### Requirement
Take every entry below and copy it out word for word.

Supplied entries Block Start
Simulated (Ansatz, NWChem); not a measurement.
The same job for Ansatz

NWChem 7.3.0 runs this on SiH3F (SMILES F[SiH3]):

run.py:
Supplied entries Block End

### Task solution
Simulated (Ansatz, NWChem); not a measurement.
The same job for Ansatz

NWChem 7.3.0 runs this on SiH3F (SMILES F[SiH3]):

run.py:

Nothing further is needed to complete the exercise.